- _Exercise_:
In the entries below, the lines from the one with "waves, PAW |" through the one with "from the codes." are to be copied exactly; both ends count.

Start of Block
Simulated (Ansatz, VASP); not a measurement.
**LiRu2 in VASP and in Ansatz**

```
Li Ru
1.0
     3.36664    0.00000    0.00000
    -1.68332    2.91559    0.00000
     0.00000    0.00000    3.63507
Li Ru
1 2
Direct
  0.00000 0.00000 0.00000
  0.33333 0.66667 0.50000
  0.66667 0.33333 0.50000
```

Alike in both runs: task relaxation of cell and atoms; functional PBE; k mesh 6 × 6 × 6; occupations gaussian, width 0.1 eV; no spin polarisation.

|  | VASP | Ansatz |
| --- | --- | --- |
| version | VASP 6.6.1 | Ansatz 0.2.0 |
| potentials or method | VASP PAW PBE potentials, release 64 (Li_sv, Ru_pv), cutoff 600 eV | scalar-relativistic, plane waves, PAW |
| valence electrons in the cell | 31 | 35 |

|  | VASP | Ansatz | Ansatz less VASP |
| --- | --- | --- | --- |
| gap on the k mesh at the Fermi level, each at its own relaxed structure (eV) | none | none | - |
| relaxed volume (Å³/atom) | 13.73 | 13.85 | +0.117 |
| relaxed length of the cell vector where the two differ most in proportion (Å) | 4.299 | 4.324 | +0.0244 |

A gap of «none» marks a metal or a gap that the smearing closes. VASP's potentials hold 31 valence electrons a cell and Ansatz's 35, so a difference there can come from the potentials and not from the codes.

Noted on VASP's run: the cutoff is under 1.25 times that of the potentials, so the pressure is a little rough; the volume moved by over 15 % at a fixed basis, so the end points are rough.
End of Block

- _Your solution_:
| potentials or method | VASP PAW PBE potentials, release 64 (Li_sv, Ru_pv), cutoff 600 eV | scalar-relativistic, plane waves, PAW |
| valence electrons in the cell | 31 | 35 |

|  | VASP | Ansatz | Ansatz less VASP |
| --- | --- | --- | --- |
| gap on the k mesh at the Fermi level, each at its own relaxed structure (eV) | none | none | - |
| relaxed volume (Å³/atom) | 13.73 | 13.85 | +0.117 |
| relaxed length of the cell vector where the two differ most in proportion (Å) | 4.299 | 4.324 | +0.0244 |

A gap of «none» marks a metal or a gap that the smearing closes. VASP's potentials hold 31 valence electrons a cell and Ansatz's 35, so a difference there can come from the potentials and not from the codes.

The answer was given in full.